Segment Start: Data listing

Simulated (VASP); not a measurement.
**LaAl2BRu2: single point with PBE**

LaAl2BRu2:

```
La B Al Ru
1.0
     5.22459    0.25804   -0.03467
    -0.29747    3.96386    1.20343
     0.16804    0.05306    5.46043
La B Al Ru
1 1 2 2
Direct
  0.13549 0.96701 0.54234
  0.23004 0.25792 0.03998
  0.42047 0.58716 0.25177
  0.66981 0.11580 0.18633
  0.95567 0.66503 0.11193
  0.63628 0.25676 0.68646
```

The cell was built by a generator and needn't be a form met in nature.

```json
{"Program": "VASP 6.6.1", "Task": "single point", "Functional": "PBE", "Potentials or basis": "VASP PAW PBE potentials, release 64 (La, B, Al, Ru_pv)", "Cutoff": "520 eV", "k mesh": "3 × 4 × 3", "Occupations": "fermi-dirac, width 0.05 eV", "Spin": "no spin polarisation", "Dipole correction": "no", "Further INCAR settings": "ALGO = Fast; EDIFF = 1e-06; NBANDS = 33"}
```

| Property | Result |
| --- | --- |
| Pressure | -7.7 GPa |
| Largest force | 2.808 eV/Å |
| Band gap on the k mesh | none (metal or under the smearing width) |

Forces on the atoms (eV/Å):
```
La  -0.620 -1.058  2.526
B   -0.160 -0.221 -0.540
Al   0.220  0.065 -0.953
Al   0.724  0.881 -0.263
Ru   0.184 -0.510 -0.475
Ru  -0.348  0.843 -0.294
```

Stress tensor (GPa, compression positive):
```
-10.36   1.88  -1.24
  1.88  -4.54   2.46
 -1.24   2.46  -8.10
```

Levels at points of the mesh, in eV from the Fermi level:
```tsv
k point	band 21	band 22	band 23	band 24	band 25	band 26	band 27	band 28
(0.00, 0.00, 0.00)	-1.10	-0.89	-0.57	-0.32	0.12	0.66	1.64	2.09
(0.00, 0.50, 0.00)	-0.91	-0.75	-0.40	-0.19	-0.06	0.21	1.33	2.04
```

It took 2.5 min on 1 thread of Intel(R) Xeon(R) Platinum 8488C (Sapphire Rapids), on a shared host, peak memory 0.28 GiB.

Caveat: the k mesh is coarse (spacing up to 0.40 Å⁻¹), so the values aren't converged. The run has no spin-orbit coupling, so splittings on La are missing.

Segment End: Data listing

> [Assignment]:
Quote exactly the first line of the data and every line after it through the one holding "smearing width) |".

> [Task solution]:
Simulated (VASP); not a measurement.
**LaAl2BRu2: single point with PBE**

LaAl2BRu2:

```
La B Al Ru
1.0
     5.22459    0.25804   -0.03467
    -0.29747    3.96386    1.20343
     0.16804    0.05306    5.46043
La B Al Ru
1 1 2 2
Direct
  0.13549 0.96701 0.54234
  0.23004 0.25792 0.03998
  0.42047 0.58716 0.25177
  0.66981 0.11580 0.18633
  0.95567 0.66503 0.11193
  0.63628 0.25676 0.68646
```

The cell was built by a generator and needn't be a form met in nature.

```json
{"Program": "VASP 6.6.1", "Task": "single point", "Functional": "PBE", "Potentials or basis": "VASP PAW PBE potentials, release 64 (La, B, Al, Ru_pv)", "Cutoff": "520 eV", "k mesh": "3 × 4 × 3", "Occupations": "fermi-dirac, width 0.05 eV", "Spin": "no spin polarisation", "Dipole correction": "no", "Further INCAR settings": "ALGO = Fast; EDIFF = 1e-06; NBANDS = 33"}
```

| Property | Result |
| --- | --- |
| Pressure | -7.7 GPa |
| Largest force | 2.808 eV/Å |
| Band gap on the k mesh | none (metal or under the smearing width) |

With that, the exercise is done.